> Record excerpts
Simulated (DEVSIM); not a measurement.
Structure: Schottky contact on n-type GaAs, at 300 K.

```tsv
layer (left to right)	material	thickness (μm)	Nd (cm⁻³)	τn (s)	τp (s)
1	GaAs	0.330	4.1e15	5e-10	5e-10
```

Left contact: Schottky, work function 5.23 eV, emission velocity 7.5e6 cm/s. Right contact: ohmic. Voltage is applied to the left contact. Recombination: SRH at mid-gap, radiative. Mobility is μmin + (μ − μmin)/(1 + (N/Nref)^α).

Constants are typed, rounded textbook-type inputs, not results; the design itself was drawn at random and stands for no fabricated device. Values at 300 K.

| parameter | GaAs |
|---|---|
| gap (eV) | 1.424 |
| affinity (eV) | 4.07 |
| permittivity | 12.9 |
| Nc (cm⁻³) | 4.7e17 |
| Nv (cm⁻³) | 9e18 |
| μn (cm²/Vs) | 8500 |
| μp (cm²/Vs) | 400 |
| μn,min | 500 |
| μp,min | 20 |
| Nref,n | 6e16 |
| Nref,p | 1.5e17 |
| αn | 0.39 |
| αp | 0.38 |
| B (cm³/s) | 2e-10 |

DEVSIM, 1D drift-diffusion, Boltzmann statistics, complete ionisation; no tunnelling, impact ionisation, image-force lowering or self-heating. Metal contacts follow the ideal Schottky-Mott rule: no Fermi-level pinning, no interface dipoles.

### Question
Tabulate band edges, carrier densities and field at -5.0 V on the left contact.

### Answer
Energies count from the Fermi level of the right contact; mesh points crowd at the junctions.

> Work instruction
Keep every word as given and return the full listing.

> Reply
Simulated (DEVSIM); not a measurement.
Structure: Schottky contact on n-type GaAs, at 300 K.

```tsv
layer (left to right)	material	thickness (μm)	Nd (cm⁻³)	τn (s)	τp (s)
1	GaAs	0.330	4.1e15	5e-10	5e-10
```

Left contact: Schottky, work function 5.23 eV, emission velocity 7.5e6 cm/s. Right contact: ohmic. Voltage is applied to the left contact. Recombination: SRH at mid-gap, radiative. Mobility is μmin + (μ − μmin)/(1 + (N/Nref)^α).

Constants are typed, rounded textbook-type inputs, not results; the design itself was drawn at random and stands for no fabricated device. Values at 300 K.

| parameter | GaAs |
|---|---|
| gap (eV) | 1.424 |
| affinity (eV) | 4.07 |
| permittivity | 12.9 |
| Nc (cm⁻³) | 4.7e17 |
| Nv (cm⁻³) | 9e18 |
| μn (cm²/Vs) | 8500 |
| μp (cm²/Vs) | 400 |
| μn,min | 500 |
| μp,min | 20 |
| Nref,n | 6e16 |
| Nref,p | 1.5e17 |
| αn | 0.39 |
| αp | 0.38 |
| B (cm³/s) | 2e-10 |

DEVSIM, 1D drift-diffusion, Boltzmann statistics, complete ionisation; no tunnelling, impact ionisation, image-force lowering or self-heating. Metal contacts follow the ideal Schottky-Mott rule: no Fermi-level pinning, no interface dipoles.

### Question
Tabulate band edges, carrier densities and field at -5.0 V on the left contact.

### Answer
Energies count from the Fermi level of the right contact; mesh points crowd at the junctions.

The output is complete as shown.